Action item
Type the records out again in full, exactly.

Dataset content
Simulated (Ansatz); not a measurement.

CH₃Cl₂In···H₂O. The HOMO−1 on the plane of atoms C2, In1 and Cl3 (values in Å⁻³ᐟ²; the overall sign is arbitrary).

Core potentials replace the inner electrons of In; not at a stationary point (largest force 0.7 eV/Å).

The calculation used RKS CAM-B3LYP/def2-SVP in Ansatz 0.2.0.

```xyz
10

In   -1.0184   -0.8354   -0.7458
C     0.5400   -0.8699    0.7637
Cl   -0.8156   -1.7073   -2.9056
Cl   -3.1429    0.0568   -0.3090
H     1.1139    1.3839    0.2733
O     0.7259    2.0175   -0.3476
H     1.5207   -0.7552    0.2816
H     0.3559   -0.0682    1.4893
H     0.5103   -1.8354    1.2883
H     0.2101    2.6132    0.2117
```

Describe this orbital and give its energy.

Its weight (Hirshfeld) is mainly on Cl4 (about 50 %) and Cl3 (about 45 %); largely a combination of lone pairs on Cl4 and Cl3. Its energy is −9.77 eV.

Written solution
Simulated (Ansatz); not a measurement.

CH₃Cl₂In···H₂O. The HOMO−1 on the plane of atoms C2, In1 and Cl3 (values in Å⁻³ᐟ²; the overall sign is arbitrary).

Core potentials replace the inner electrons of In; not at a stationary point (largest force 0.7 eV/Å).

The calculation used RKS CAM-B3LYP/def2-SVP in Ansatz 0.2.0.

```xyz
10

In   -1.0184   -0.8354   -0.7458
C     0.5400   -0.8699    0.7637
Cl   -0.8156   -1.7073   -2.9056
Cl   -3.1429    0.0568   -0.3090
H     1.1139    1.3839    0.2733
O     0.7259    2.0175   -0.3476
H     1.5207   -0.7552    0.2816
H     0.3559   -0.0682    1.4893
H     0.5103   -1.8354    1.2883
H     0.2101    2.6132    0.2117
```

Describe this orbital and give its energy.

Its weight (Hirshfeld) is mainly on Cl4 (about 50 %) and Cl3 (about 45 %); largely a combination of lone pairs on Cl4 and Cl3. Its energy is −9.77 eV.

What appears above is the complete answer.